**Work task**
Please reproduce each of the entries below exactly as they appear.

**Data excerpts**
-------
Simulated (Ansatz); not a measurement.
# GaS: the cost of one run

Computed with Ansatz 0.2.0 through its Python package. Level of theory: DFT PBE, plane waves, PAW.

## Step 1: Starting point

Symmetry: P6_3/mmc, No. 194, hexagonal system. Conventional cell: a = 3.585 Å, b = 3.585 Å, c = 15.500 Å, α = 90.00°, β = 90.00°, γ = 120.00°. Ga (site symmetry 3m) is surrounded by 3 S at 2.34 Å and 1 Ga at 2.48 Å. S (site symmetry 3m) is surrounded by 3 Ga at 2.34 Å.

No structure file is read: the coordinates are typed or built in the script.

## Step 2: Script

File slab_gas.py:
-------

**Written answer**
Simulated (Ansatz); not a measurement.
# GaS: the cost of one run

Computed with Ansatz 0.2.0 through its Python package. Level of theory: DFT PBE, plane waves, PAW.

## Step 1: Starting point

Symmetry: P6_3/mmc, No. 194, hexagonal system. Conventional cell: a = 3.585 Å, b = 3.585 Å, c = 15.500 Å, α = 90.00°, β = 90.00°, γ = 120.00°. Ga (site symmetry 3m) is surrounded by 3 S at 2.34 Å and 1 Ga at 2.48 Å. S (site symmetry 3m) is surrounded by 3 Ga at 2.34 Å.

No structure file is read: the coordinates are typed or built in the script.

## Step 2: Script

File slab_gas.py:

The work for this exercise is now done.